Start of Block

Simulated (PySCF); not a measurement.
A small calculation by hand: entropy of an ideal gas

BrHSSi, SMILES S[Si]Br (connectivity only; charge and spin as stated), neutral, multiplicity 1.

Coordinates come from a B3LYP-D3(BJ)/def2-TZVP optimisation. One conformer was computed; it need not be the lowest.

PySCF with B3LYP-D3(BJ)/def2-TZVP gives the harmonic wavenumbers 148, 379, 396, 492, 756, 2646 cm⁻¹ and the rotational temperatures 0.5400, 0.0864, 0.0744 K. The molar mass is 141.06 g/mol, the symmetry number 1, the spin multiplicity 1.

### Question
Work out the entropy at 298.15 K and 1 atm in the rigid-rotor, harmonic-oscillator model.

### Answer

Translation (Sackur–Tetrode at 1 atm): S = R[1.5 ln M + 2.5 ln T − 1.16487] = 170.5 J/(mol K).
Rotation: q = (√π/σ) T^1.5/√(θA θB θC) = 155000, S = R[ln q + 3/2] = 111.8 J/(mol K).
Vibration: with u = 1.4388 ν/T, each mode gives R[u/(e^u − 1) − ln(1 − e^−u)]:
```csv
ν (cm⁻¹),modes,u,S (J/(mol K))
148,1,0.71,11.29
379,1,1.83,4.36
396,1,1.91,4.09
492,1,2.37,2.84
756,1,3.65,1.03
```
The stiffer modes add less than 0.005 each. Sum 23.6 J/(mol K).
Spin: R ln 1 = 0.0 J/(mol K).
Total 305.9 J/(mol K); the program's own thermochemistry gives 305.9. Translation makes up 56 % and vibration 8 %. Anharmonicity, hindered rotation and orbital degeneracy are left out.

End of Block

> Requirement:
Starting at the top, retype every line of the material above exactly.

> Task output:
Simulated (PySCF); not a measurement.
A small calculation by hand: entropy of an ideal gas

BrHSSi, SMILES S[Si]Br (connectivity only; charge and spin as stated), neutral, multiplicity 1.

Coordinates come from a B3LYP-D3(BJ)/def2-TZVP optimisation. One conformer was computed; it need not be the lowest.

PySCF with B3LYP-D3(BJ)/def2-TZVP gives the harmonic wavenumbers 148, 379, 396, 492, 756, 2646 cm⁻¹ and the rotational temperatures 0.5400, 0.0864, 0.0744 K. The molar mass is 141.06 g/mol, the symmetry number 1, the spin multiplicity 1.

### Question
Work out the entropy at 298.15 K and 1 atm in the rigid-rotor, harmonic-oscillator model.

### Answer

Translation (Sackur–Tetrode at 1 atm): S = R[1.5 ln M + 2.5 ln T − 1.16487] = 170.5 J/(mol K).
Rotation: q = (√π/σ) T^1.5/√(θA θB θC) = 155000, S = R[ln q + 3/2] = 111.8 J/(mol K).
Vibration: with u = 1.4388 ν/T, each mode gives R[u/(e^u − 1) − ln(1 − e^−u)]:
```csv
ν (cm⁻¹),modes,u,S (J/(mol K))
148,1,0.71,11.29
379,1,1.83,4.36
396,1,1.91,4.09
492,1,2.37,2.84
756,1,3.65,1.03
```
The stiffer modes add less than 0.005 each. Sum 23.6 J/(mol K).
Spin: R ln 1 = 0.0 J/(mol K).
Total 305.9 J/(mol K); the program's own thermochemistry gives 305.9. Translation makes up 56 % and vibration 8 %. Anharmonicity, hindered rotation and orbital degeneracy are left out.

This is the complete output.